BRIEF: Quote the entries below from the line with "4.03 | 4.23 |" through the line with "3.68 | 3.89 |", both ends included, and only those lines.

:::::
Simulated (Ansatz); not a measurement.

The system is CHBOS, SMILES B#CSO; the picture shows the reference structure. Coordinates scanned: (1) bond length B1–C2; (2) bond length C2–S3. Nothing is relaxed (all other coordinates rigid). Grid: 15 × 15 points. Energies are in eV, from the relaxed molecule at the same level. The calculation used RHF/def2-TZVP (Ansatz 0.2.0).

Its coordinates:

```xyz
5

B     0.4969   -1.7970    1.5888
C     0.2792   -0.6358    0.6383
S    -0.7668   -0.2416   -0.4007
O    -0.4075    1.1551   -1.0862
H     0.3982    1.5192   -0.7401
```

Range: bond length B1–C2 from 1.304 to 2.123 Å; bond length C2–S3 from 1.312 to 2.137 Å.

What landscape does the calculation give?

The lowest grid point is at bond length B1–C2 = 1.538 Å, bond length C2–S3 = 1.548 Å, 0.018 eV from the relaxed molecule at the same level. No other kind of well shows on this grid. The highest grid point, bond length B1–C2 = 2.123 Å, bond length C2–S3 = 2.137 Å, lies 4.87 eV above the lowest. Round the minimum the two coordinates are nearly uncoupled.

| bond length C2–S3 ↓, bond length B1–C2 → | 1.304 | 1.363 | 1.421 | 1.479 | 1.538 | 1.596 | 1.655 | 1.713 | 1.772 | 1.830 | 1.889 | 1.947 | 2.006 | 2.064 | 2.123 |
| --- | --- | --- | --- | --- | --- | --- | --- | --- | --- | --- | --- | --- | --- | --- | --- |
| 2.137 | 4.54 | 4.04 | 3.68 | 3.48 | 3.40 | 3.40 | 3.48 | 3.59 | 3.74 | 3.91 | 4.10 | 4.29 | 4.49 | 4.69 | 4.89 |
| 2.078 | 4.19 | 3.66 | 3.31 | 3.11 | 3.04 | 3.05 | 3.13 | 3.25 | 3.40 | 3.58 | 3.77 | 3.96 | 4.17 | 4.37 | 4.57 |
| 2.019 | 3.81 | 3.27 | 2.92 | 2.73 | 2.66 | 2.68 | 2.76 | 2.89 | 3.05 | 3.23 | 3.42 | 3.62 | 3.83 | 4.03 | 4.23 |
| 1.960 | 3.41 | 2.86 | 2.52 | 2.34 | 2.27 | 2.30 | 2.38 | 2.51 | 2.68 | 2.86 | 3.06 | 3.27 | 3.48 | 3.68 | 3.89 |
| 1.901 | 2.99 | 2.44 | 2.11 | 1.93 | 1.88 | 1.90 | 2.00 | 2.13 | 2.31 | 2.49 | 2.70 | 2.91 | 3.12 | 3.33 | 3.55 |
:::::

WRITTEN ANSWER:
| 2.019 | 3.81 | 3.27 | 2.92 | 2.73 | 2.66 | 2.68 | 2.76 | 2.89 | 3.05 | 3.23 | 3.42 | 3.62 | 3.83 | 4.03 | 4.23 |
| 1.960 | 3.41 | 2.86 | 2.52 | 2.34 | 2.27 | 2.30 | 2.38 | 2.51 | 2.68 | 2.86 | 3.06 | 3.27 | 3.48 | 3.68 | 3.89 |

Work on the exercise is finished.